▶ _Information provided_
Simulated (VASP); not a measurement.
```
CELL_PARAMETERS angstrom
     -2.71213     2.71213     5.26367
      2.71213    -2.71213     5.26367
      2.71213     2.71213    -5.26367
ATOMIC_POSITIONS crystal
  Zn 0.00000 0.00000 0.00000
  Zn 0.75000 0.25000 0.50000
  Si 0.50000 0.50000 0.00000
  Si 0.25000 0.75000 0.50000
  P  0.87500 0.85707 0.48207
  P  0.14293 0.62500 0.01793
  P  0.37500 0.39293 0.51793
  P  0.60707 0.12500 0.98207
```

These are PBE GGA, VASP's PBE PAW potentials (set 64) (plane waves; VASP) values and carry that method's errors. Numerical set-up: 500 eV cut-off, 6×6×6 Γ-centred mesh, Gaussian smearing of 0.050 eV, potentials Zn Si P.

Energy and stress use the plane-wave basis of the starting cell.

▶ _Action item_
Repeat back the listing above exactly, including every line.

▶ _Your response_
Simulated (VASP); not a measurement.
```
CELL_PARAMETERS angstrom
     -2.71213     2.71213     5.26367
      2.71213    -2.71213     5.26367
      2.71213     2.71213    -5.26367
ATOMIC_POSITIONS crystal
  Zn 0.00000 0.00000 0.00000
  Zn 0.75000 0.25000 0.50000
  Si 0.50000 0.50000 0.00000
  Si 0.25000 0.75000 0.50000
  P  0.87500 0.85707 0.48207
  P  0.14293 0.62500 0.01793
  P  0.37500 0.39293 0.51793
  P  0.60707 0.12500 0.98207
```

These are PBE GGA, VASP's PBE PAW potentials (set 64) (plane waves; VASP) values and carry that method's errors. Numerical set-up: 500 eV cut-off, 6×6×6 Γ-centred mesh, Gaussian smearing of 0.050 eV, potentials Zn Si P.

Energy and stress use the plane-wave basis of the starting cell.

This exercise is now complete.